**Assignment**
Write out the listing below exactly, beginning at its first line and ending with the line that contains "A perfectly stirred".

**Information shown**
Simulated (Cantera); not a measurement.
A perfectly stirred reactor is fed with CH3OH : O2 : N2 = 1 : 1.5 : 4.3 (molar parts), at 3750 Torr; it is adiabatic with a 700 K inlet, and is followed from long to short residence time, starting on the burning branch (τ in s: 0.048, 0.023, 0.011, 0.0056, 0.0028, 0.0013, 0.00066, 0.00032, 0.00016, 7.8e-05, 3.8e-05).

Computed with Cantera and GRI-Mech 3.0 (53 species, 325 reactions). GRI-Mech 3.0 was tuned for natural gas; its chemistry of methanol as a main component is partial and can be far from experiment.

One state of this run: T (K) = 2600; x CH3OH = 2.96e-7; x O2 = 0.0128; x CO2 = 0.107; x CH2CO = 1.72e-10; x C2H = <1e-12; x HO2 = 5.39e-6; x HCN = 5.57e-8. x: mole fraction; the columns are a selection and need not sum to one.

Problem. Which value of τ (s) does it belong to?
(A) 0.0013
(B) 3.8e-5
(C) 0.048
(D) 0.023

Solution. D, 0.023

**Response area**
Simulated (Cantera); not a measurement.
A perfectly stirred reactor is fed with CH3OH : O2 : N2 = 1 : 1.5 : 4.3 (molar parts), at 3750 Torr; it is adiabatic with a 700 K inlet, and is followed from long to short residence time, starting on the burning branch (τ in s: 0.048, 0.023, 0.011, 0.0056, 0.0028, 0.0013, 0.00066, 0.00032, 0.00016, 7.8e-05, 3.8e-05).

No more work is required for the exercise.